Work order:
Print each of the entries exactly, leaving nothing out.

Supplied information:
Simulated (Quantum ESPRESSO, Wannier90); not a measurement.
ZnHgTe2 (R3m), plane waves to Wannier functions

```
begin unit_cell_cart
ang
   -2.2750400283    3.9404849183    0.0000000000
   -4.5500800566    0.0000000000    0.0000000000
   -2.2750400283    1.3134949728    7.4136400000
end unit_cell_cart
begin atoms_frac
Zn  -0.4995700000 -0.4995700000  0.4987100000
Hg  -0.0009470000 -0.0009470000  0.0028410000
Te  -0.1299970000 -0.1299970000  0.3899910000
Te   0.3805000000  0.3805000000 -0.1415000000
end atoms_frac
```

Task output:
Simulated (Quantum ESPRESSO, Wannier90); not a measurement.
ZnHgTe2 (R3m), plane waves to Wannier functions

```
begin unit_cell_cart
ang
   -2.2750400283    3.9404849183    0.0000000000
   -4.5500800566    0.0000000000    0.0000000000
   -2.2750400283    1.3134949728    7.4136400000
end unit_cell_cart
begin atoms_frac
Zn  -0.4995700000 -0.4995700000  0.4987100000
Hg  -0.0009470000 -0.0009470000  0.0028410000
Te  -0.1299970000 -0.1299970000  0.3899910000
Te   0.3805000000  0.3805000000 -0.1415000000
end atoms_frac
```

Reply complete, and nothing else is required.